## Work order
Transcribe the records word for word, beginning with the first line and ending with the line that contains "A k mesh can"; include nothing else.

## Input data
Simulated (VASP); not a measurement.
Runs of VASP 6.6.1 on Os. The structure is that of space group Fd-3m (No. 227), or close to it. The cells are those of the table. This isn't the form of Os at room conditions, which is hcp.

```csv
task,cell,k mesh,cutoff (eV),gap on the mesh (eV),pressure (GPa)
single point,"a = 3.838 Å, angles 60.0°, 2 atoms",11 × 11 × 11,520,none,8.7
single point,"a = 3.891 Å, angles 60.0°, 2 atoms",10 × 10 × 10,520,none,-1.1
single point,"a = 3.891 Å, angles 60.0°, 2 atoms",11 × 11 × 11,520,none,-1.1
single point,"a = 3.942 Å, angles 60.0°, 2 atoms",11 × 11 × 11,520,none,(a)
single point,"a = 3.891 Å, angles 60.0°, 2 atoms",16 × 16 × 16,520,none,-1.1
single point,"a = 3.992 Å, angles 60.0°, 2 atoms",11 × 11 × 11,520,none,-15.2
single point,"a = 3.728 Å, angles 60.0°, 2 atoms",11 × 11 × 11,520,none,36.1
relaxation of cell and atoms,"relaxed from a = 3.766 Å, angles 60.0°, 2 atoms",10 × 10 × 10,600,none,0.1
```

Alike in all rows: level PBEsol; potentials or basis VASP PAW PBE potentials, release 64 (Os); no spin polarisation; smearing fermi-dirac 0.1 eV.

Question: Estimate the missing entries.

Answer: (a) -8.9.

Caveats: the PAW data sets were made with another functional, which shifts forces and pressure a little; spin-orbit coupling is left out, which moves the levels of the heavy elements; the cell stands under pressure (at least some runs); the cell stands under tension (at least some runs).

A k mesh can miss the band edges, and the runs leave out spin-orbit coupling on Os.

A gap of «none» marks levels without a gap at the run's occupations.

## Worked solution
Simulated (VASP); not a measurement.
Runs of VASP 6.6.1 on Os. The structure is that of space group Fd-3m (No. 227), or close to it. The cells are those of the table. This isn't the form of Os at room conditions, which is hcp.

```csv
task,cell,k mesh,cutoff (eV),gap on the mesh (eV),pressure (GPa)
single point,"a = 3.838 Å, angles 60.0°, 2 atoms",11 × 11 × 11,520,none,8.7
single point,"a = 3.891 Å, angles 60.0°, 2 atoms",10 × 10 × 10,520,none,-1.1
single point,"a = 3.891 Å, angles 60.0°, 2 atoms",11 × 11 × 11,520,none,-1.1
single point,"a = 3.942 Å, angles 60.0°, 2 atoms",11 × 11 × 11,520,none,(a)
single point,"a = 3.891 Å, angles 60.0°, 2 atoms",16 × 16 × 16,520,none,-1.1
single point,"a = 3.992 Å, angles 60.0°, 2 atoms",11 × 11 × 11,520,none,-15.2
single point,"a = 3.728 Å, angles 60.0°, 2 atoms",11 × 11 × 11,520,none,36.1
relaxation of cell and atoms,"relaxed from a = 3.766 Å, angles 60.0°, 2 atoms",10 × 10 × 10,600,none,0.1
```

Alike in all rows: level PBEsol; potentials or basis VASP PAW PBE potentials, release 64 (Os); no spin polarisation; smearing fermi-dirac 0.1 eV.

Question: Estimate the missing entries.

Answer: (a) -8.9.

Caveats: the PAW data sets were made with another functional, which shifts forces and pressure a little; spin-orbit coupling is left out, which moves the levels of the heavy elements; the cell stands under pressure (at least some runs); the cell stands under tension (at least some runs).

A k mesh can miss the band edges, and the runs leave out spin-orbit coupling on Os.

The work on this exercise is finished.